=======

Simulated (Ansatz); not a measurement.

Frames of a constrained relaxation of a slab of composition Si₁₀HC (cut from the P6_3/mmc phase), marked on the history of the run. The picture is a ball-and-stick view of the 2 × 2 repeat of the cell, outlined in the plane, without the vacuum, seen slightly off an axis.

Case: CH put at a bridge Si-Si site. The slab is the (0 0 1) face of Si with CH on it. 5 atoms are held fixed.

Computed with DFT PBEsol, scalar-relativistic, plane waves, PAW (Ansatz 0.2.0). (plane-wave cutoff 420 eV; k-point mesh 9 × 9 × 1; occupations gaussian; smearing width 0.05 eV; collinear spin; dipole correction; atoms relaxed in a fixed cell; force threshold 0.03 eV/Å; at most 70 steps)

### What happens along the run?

=======

**Assignment:**
Your task for the entries above: copy exactly the span starting with the line with "Frames of a" and going on through the line with "Case: CH put", both lines included, and nothing else.

**Written answer:**
Frames of a constrained relaxation of a slab of composition Si₁₀HC (cut from the P6_3/mmc phase), marked on the history of the run. The picture is a ball-and-stick view of the 2 × 2 repeat of the cell, outlined in the plane, without the vacuum, seen slightly off an axis.

Case: CH put at a bridge Si-Si site. The slab is the (0 0 1) face of Si with CH on it. 5 atoms are held fixed.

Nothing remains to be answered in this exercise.